- WORK TASK
Transcribe all of the records exactly, leaving every line as it is.

——
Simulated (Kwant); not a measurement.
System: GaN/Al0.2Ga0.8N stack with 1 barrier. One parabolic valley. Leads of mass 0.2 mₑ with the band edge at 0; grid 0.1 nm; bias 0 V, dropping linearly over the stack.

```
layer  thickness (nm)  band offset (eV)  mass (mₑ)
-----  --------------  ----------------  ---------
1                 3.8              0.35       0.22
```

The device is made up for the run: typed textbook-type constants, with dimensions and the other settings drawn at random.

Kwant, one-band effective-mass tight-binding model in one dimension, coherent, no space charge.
——

- YOUR SOLUTION
Simulated (Kwant); not a measurement.
System: GaN/Al0.2Ga0.8N stack with 1 barrier. One parabolic valley. Leads of mass 0.2 mₑ with the band edge at 0; grid 0.1 nm; bias 0 V, dropping linearly over the stack.

```
layer  thickness (nm)  band offset (eV)  mass (mₑ)
-----  --------------  ----------------  ---------
1                 3.8              0.35       0.22
```

The device is made up for the run: typed textbook-type constants, with dimensions and the other settings drawn at random.

Kwant, one-band effective-mass tight-binding model in one dimension, coherent, no space charge.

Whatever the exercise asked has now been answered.